Assignment: Look below for the line containing "Detailed kinetics in"; from there, print each line exactly up to and including the line containing "One state of", and stop.

*** Input data ***
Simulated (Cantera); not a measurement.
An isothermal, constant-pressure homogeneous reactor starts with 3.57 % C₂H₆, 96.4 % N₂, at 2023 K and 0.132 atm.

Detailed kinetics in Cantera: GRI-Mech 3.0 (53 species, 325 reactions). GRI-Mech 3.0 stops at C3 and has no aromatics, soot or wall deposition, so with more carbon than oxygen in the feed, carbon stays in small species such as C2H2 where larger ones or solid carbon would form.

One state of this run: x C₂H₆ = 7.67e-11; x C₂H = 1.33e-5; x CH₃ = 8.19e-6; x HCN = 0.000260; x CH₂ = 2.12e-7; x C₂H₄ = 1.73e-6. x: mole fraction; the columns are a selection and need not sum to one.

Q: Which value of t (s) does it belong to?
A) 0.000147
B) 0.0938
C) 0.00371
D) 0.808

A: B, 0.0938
*** End of Input data ***

Task solution:
Detailed kinetics in Cantera: GRI-Mech 3.0 (53 species, 325 reactions). GRI-Mech 3.0 stops at C3 and has no aromatics, soot or wall deposition, so with more carbon than oxygen in the feed, carbon stays in small species such as C2H2 where larger ones or solid carbon would form.

One state of this run: x C₂H₆ = 7.67e-11; x C₂H = 1.33e-5; x CH₃ = 8.19e-6; x HCN = 0.000260; x CH₂ = 2.12e-7; x C₂H₄ = 1.73e-6. x: mole fraction; the columns are a selection and need not sum to one.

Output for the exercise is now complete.